■ ■ ■
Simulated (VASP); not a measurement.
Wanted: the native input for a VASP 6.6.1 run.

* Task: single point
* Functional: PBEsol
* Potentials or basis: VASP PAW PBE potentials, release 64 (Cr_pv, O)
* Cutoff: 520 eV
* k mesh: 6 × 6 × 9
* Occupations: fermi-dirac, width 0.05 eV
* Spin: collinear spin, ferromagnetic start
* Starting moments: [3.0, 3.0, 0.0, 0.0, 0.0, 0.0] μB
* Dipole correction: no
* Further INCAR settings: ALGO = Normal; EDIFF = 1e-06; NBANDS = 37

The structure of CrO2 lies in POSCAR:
■ ■ ■

REQUIREMENT: Would you output all of the material exactly as it reads?

ANSWER SECTION:
Simulated (VASP); not a measurement.
Wanted: the native input for a VASP 6.6.1 run.

* Task: single point
* Functional: PBEsol
* Potentials or basis: VASP PAW PBE potentials, release 64 (Cr_pv, O)
* Cutoff: 520 eV
* k mesh: 6 × 6 × 9
* Occupations: fermi-dirac, width 0.05 eV
* Spin: collinear spin, ferromagnetic start
* Starting moments: [3.0, 3.0, 0.0, 0.0, 0.0, 0.0] μB
* Dipole correction: no
* Further INCAR settings: ALGO = Normal; EDIFF = 1e-06; NBANDS = 37

The structure of CrO2 lies in POSCAR:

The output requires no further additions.